#### [Recorded data]
^^^^

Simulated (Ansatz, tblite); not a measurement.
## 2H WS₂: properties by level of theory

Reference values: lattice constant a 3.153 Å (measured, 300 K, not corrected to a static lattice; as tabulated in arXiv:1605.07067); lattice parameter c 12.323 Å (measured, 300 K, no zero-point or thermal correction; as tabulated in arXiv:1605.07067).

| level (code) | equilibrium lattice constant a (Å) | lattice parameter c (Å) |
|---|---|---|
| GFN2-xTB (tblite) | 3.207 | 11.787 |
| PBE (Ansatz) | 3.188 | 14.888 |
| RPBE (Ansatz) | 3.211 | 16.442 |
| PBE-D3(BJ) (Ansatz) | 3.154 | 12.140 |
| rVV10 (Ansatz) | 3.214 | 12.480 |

^^^^

Once you have read the entries, reproduce each one exactly.

Simulated (Ansatz, tblite); not a measurement.
## 2H WS₂: properties by level of theory

Reference values: lattice constant a 3.153 Å (measured, 300 K, not corrected to a static lattice; as tabulated in arXiv:1605.07067); lattice parameter c 12.323 Å (measured, 300 K, no zero-point or thermal correction; as tabulated in arXiv:1605.07067).

| level (code) | equilibrium lattice constant a (Å) | lattice parameter c (Å) |
|---|---|---|
| GFN2-xTB (tblite) | 3.207 | 11.787 |
| PBE (Ansatz) | 3.188 | 14.888 |
| RPBE (Ansatz) | 3.211 | 16.442 |
| PBE-D3(BJ) (Ansatz) | 3.154 | 12.140 |
| rVV10 (Ansatz) | 3.214 | 12.480 |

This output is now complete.